**Assignment:**
Give back exactly the stretch of data below from the line holding "7.11 | 7.20 |" through the line holding "The gap is direct, 3.84", both ends included, and leave the remaining lines out.

[Record extracts]

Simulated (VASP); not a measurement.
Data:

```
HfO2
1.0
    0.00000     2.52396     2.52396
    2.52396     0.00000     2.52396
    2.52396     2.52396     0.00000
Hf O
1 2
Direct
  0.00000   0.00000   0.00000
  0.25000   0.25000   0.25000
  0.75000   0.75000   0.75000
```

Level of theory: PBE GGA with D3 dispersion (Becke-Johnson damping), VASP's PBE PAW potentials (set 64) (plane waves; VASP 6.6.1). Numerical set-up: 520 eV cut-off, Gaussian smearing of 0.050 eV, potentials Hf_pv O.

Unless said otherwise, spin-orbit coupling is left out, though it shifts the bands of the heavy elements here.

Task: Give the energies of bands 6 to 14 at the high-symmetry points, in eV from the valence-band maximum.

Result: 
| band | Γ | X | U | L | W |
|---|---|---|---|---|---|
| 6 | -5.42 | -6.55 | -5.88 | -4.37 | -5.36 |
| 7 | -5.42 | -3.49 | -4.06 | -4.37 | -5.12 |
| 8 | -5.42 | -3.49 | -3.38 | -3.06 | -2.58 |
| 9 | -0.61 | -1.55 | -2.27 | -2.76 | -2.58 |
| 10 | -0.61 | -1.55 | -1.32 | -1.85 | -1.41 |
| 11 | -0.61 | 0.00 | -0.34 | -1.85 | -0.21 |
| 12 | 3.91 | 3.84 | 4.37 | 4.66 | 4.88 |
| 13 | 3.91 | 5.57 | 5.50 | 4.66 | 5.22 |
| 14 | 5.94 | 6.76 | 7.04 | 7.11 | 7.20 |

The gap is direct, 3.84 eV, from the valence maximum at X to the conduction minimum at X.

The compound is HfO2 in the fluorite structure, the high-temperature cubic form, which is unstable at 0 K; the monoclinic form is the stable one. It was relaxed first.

[/Record extracts]

**Task response:**
| 14 | 5.94 | 6.76 | 7.04 | 7.11 | 7.20 |

The gap is direct, 3.84 eV, from the valence maximum at X to the conduction minimum at X.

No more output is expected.